▸ WORK REQUEST: Look in the material below for the line with "Q: What did" and the line with "A: gap on the", then set down exactly those two lines and all lines between, nothing more.

▸ MATERIAL SUPPLIED:
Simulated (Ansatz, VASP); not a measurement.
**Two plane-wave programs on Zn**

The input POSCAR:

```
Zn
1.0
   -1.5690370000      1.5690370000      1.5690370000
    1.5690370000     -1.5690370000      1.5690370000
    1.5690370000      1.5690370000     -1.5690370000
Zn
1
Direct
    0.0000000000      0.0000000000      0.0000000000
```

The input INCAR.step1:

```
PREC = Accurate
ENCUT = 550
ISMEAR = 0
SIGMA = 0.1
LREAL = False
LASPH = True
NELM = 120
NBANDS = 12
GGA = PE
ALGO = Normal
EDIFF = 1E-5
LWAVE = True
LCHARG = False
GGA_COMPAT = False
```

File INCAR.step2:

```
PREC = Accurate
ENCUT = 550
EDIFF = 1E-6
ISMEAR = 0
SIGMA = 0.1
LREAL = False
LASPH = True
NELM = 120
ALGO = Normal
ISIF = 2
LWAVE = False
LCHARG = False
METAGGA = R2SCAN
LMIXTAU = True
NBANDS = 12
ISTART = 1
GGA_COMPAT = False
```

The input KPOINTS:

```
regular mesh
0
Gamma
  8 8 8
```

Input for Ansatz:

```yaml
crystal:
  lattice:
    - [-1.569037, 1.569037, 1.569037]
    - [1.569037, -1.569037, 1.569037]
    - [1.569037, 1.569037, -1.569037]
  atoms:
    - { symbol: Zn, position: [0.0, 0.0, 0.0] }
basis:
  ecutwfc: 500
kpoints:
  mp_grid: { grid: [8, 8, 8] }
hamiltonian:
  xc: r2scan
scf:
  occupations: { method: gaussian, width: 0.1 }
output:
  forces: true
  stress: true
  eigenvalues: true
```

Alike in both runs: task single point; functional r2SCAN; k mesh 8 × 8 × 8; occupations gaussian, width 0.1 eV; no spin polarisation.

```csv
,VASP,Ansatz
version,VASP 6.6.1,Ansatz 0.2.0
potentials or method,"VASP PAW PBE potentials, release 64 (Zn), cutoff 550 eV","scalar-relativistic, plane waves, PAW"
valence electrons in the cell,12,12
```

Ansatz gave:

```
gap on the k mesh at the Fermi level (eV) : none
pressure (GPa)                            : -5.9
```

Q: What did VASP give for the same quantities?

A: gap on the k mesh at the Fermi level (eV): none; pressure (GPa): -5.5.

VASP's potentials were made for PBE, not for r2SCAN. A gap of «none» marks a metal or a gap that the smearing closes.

▸ REPLY:
Q: What did VASP give for the same quantities?

A: gap on the k mesh at the Fermi level (eV): none; pressure (GPa): -5.5.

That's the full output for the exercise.